[WORK ORDER]: Retype the entries. Match them exactly.

◇ ◇ ◇ ◇

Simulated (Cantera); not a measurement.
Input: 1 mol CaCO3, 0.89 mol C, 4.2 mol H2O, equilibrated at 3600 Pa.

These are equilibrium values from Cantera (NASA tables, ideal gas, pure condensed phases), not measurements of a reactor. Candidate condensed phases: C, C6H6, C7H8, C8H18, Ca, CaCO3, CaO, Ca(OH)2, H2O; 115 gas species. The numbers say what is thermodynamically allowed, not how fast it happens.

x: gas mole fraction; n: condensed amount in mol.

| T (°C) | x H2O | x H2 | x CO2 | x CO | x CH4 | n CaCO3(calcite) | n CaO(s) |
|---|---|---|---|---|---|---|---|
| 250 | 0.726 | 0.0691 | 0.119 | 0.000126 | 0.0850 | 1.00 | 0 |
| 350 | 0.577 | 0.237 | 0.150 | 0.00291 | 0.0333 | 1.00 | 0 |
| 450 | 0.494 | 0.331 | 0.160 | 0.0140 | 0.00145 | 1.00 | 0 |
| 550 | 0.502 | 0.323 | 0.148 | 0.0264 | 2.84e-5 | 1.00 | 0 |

◇ ◇ ◇ ◇

[WRITTEN REPLY]:
Simulated (Cantera); not a measurement.
Input: 1 mol CaCO3, 0.89 mol C, 4.2 mol H2O, equilibrated at 3600 Pa.

These are equilibrium values from Cantera (NASA tables, ideal gas, pure condensed phases), not measurements of a reactor. Candidate condensed phases: C, C6H6, C7H8, C8H18, Ca, CaCO3, CaO, Ca(OH)2, H2O; 115 gas species. The numbers say what is thermodynamically allowed, not how fast it happens.

x: gas mole fraction; n: condensed amount in mol.

| T (°C) | x H2O | x H2 | x CO2 | x CO | x CH4 | n CaCO3(calcite) | n CaO(s) |
|---|---|---|---|---|---|---|---|
| 250 | 0.726 | 0.0691 | 0.119 | 0.000126 | 0.0850 | 1.00 | 0 |
| 350 | 0.577 | 0.237 | 0.150 | 0.00291 | 0.0333 | 1.00 | 0 |
| 450 | 0.494 | 0.331 | 0.160 | 0.0140 | 0.00145 | 1.00 | 0 |
| 550 | 0.502 | 0.323 | 0.148 | 0.0264 | 2.84e-5 | 1.00 | 0 |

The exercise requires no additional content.